── Given records

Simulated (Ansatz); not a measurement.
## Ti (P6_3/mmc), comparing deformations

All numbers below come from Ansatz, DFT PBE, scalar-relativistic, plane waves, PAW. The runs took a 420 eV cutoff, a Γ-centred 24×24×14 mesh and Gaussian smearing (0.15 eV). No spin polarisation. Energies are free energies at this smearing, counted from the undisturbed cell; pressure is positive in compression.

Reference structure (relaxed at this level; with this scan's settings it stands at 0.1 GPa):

────

Task item:
The data should be written out again in full, exactly as it stands.

Written solution:
Simulated (Ansatz); not a measurement.
## Ti (P6_3/mmc), comparing deformations

All numbers below come from Ansatz, DFT PBE, scalar-relativistic, plane waves, PAW. The runs took a 420 eV cutoff, a Γ-centred 24×24×14 mesh and Gaussian smearing (0.15 eV). No spin polarisation. Energies are free energies at this smearing, counted from the undisturbed cell; pressure is positive in compression.

Reference structure (relaxed at this level; with this scan's settings it stands at 0.1 GPa):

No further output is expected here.